Dataset:
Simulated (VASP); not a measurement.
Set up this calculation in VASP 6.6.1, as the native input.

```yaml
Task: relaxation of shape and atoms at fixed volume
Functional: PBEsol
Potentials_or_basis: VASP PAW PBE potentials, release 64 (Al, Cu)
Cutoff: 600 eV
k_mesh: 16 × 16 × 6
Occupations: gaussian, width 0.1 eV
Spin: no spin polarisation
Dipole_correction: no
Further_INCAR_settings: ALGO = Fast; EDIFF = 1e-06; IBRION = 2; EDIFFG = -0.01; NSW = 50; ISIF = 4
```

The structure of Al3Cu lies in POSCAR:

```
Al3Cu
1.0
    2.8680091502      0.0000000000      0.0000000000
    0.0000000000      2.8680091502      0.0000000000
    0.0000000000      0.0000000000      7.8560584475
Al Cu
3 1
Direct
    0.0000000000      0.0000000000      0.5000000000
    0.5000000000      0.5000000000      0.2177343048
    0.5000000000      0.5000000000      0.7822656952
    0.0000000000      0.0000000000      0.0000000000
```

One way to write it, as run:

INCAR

Action item: The entries above are to be retyped exactly.

Exercise solution:
Simulated (VASP); not a measurement.
Set up this calculation in VASP 6.6.1, as the native input.

```yaml
Task: relaxation of shape and atoms at fixed volume
Functional: PBEsol
Potentials_or_basis: VASP PAW PBE potentials, release 64 (Al, Cu)
Cutoff: 600 eV
k_mesh: 16 × 16 × 6
Occupations: gaussian, width 0.1 eV
Spin: no spin polarisation
Dipole_correction: no
Further_INCAR_settings: ALGO = Fast; EDIFF = 1e-06; IBRION = 2; EDIFFG = -0.01; NSW = 50; ISIF = 4
```

The structure of Al3Cu lies in POSCAR:

```
Al3Cu
1.0
    2.8680091502      0.0000000000      0.0000000000
    0.0000000000      2.8680091502      0.0000000000
    0.0000000000      0.0000000000      7.8560584475
Al Cu
3 1
Direct
    0.0000000000      0.0000000000      0.5000000000
    0.5000000000      0.5000000000      0.2177343048
    0.5000000000      0.5000000000      0.7822656952
    0.0000000000      0.0000000000      0.0000000000
```

One way to write it, as run:

INCAR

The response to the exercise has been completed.